● Excerpted data:
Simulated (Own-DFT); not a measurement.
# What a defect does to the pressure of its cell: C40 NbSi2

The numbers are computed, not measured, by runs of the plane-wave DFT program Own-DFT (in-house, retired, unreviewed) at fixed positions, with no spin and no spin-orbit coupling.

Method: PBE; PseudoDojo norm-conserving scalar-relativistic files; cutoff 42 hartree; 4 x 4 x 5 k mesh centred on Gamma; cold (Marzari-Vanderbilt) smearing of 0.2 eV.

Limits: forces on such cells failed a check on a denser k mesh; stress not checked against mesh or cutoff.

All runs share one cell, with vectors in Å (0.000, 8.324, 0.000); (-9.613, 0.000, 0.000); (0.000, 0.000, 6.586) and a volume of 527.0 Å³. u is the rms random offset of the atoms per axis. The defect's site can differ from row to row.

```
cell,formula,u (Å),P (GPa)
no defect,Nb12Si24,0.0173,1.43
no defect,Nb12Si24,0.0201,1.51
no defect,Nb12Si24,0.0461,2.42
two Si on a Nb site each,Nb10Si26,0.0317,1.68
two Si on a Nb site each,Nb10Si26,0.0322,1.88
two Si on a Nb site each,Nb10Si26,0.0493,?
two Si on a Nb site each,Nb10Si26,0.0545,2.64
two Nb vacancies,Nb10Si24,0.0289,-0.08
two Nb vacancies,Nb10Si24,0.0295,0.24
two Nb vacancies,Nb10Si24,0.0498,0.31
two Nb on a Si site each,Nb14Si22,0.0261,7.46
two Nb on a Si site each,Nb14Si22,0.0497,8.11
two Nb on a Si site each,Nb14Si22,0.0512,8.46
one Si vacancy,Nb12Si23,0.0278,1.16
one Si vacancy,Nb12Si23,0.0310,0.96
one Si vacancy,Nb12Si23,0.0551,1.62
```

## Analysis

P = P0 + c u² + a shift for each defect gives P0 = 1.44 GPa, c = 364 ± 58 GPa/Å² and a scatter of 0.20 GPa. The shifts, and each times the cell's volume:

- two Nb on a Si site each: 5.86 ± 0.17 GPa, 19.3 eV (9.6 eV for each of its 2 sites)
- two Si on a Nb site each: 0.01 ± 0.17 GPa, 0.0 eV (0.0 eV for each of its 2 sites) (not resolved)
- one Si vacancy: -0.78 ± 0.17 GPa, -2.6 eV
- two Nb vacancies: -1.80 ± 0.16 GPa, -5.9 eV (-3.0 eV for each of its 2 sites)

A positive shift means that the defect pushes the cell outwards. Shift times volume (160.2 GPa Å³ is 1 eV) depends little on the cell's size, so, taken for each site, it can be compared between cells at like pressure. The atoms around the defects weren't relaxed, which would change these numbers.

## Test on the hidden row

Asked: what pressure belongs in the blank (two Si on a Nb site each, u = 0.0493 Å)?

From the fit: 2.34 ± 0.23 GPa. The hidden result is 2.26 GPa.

● Work order: Output only the lines from the top of the entries through the one holding "The numbers are", copied exactly.

● Written response:
Simulated (Own-DFT); not a measurement.
# What a defect does to the pressure of its cell: C40 NbSi2

The numbers are computed, not measured, by runs of the plane-wave DFT program Own-DFT (in-house, retired, unreviewed) at fixed positions, with no spin and no spin-orbit coupling.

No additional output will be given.